========
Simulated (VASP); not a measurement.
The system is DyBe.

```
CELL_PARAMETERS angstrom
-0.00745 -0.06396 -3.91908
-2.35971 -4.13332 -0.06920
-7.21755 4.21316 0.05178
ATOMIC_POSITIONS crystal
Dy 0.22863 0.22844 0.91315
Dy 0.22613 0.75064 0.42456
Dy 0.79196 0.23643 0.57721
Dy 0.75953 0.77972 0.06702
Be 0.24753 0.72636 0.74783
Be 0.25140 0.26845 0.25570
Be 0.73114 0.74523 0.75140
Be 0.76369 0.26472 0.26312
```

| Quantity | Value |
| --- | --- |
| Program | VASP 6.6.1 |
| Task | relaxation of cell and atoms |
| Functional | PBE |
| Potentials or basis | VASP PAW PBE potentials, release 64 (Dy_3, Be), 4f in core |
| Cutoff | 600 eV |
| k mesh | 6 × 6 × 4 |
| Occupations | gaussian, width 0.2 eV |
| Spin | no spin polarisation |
========

-- Brief --
Once more, write out the records above, exactly as they stand.

-- Written reply --
Simulated (VASP); not a measurement.
The system is DyBe.

```
CELL_PARAMETERS angstrom
-0.00745 -0.06396 -3.91908
-2.35971 -4.13332 -0.06920
-7.21755 4.21316 0.05178
ATOMIC_POSITIONS crystal
Dy 0.22863 0.22844 0.91315
Dy 0.22613 0.75064 0.42456
Dy 0.79196 0.23643 0.57721
Dy 0.75953 0.77972 0.06702
Be 0.24753 0.72636 0.74783
Be 0.25140 0.26845 0.25570
Be 0.73114 0.74523 0.75140
Be 0.76369 0.26472 0.26312
```

| Quantity | Value |
| --- | --- |
| Program | VASP 6.6.1 |
| Task | relaxation of cell and atoms |
| Functional | PBE |
| Potentials or basis | VASP PAW PBE potentials, release 64 (Dy_3, Be), 4f in core |
| Cutoff | 600 eV |
| k mesh | 6 × 6 × 4 |
| Occupations | gaussian, width 0.2 eV |
| Spin | no spin polarisation |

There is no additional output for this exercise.